* [Activity]
All of the entries must be output exactly as they are.

* [Source material]
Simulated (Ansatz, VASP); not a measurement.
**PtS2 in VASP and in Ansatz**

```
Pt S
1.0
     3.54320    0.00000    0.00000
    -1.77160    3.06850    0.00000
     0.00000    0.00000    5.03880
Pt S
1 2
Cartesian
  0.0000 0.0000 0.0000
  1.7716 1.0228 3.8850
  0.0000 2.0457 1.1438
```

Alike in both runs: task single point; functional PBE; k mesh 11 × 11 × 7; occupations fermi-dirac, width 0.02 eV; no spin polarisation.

* [Task output]
Simulated (Ansatz, VASP); not a measurement.
**PtS2 in VASP and in Ansatz**

```
Pt S
1.0
     3.54320    0.00000    0.00000
    -1.77160    3.06850    0.00000
     0.00000    0.00000    5.03880
Pt S
1 2
Cartesian
  0.0000 0.0000 0.0000
  1.7716 1.0228 3.8850
  0.0000 2.0457 1.1438
```

Alike in both runs: task single point; functional PBE; k mesh 11 × 11 × 7; occupations fermi-dirac, width 0.02 eV; no spin polarisation.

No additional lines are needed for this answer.